— ASSIGNMENT —
From the first line of the records through the line containing "Question: Estimate the missing entries.", retype every line exactly and nothing else.

::: EXERCISE DATA :::
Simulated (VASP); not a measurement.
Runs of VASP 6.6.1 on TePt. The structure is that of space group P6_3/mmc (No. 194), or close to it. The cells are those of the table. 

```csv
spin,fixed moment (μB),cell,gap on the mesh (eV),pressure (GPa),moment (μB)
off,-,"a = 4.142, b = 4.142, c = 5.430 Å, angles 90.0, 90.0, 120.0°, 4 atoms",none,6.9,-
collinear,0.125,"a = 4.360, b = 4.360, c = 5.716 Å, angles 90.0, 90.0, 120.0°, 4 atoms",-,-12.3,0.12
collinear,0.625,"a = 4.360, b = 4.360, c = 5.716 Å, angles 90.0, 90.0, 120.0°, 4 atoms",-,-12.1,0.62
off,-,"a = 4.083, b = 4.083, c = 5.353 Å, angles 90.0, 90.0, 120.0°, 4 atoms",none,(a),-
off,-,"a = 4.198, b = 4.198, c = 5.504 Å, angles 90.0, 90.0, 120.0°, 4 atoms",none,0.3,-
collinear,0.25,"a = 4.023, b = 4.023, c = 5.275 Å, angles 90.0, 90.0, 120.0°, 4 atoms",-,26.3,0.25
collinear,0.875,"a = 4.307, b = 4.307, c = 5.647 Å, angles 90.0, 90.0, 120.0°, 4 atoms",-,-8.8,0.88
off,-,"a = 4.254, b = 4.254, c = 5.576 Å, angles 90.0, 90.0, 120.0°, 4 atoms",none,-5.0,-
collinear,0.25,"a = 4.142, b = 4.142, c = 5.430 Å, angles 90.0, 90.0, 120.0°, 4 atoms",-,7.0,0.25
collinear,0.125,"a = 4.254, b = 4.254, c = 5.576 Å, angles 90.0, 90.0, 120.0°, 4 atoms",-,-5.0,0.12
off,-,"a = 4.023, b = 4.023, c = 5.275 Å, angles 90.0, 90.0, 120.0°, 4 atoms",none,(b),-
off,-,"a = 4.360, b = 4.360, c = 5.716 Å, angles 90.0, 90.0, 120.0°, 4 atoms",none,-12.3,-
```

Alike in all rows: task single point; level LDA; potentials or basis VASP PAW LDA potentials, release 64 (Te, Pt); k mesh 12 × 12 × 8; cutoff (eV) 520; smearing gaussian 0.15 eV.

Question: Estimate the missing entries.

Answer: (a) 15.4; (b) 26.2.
:::

— PROBLEM SOLUTION —
Simulated (VASP); not a measurement.
Runs of VASP 6.6.1 on TePt. The structure is that of space group P6_3/mmc (No. 194), or close to it. The cells are those of the table. 

```csv
spin,fixed moment (μB),cell,gap on the mesh (eV),pressure (GPa),moment (μB)
off,-,"a = 4.142, b = 4.142, c = 5.430 Å, angles 90.0, 90.0, 120.0°, 4 atoms",none,6.9,-
collinear,0.125,"a = 4.360, b = 4.360, c = 5.716 Å, angles 90.0, 90.0, 120.0°, 4 atoms",-,-12.3,0.12
collinear,0.625,"a = 4.360, b = 4.360, c = 5.716 Å, angles 90.0, 90.0, 120.0°, 4 atoms",-,-12.1,0.62
off,-,"a = 4.083, b = 4.083, c = 5.353 Å, angles 90.0, 90.0, 120.0°, 4 atoms",none,(a),-
off,-,"a = 4.198, b = 4.198, c = 5.504 Å, angles 90.0, 90.0, 120.0°, 4 atoms",none,0.3,-
collinear,0.25,"a = 4.023, b = 4.023, c = 5.275 Å, angles 90.0, 90.0, 120.0°, 4 atoms",-,26.3,0.25
collinear,0.875,"a = 4.307, b = 4.307, c = 5.647 Å, angles 90.0, 90.0, 120.0°, 4 atoms",-,-8.8,0.88
off,-,"a = 4.254, b = 4.254, c = 5.576 Å, angles 90.0, 90.0, 120.0°, 4 atoms",none,-5.0,-
collinear,0.25,"a = 4.142, b = 4.142, c = 5.430 Å, angles 90.0, 90.0, 120.0°, 4 atoms",-,7.0,0.25
collinear,0.125,"a = 4.254, b = 4.254, c = 5.576 Å, angles 90.0, 90.0, 120.0°, 4 atoms",-,-5.0,0.12
off,-,"a = 4.023, b = 4.023, c = 5.275 Å, angles 90.0, 90.0, 120.0°, 4 atoms",none,(b),-
off,-,"a = 4.360, b = 4.360, c = 5.716 Å, angles 90.0, 90.0, 120.0°, 4 atoms",none,-12.3,-
```

Alike in all rows: task single point; level LDA; potentials or basis VASP PAW LDA potentials, release 64 (Te, Pt); k mesh 12 × 12 × 8; cutoff (eV) 520; smearing gaussian 0.15 eV.

Question: Estimate the missing entries.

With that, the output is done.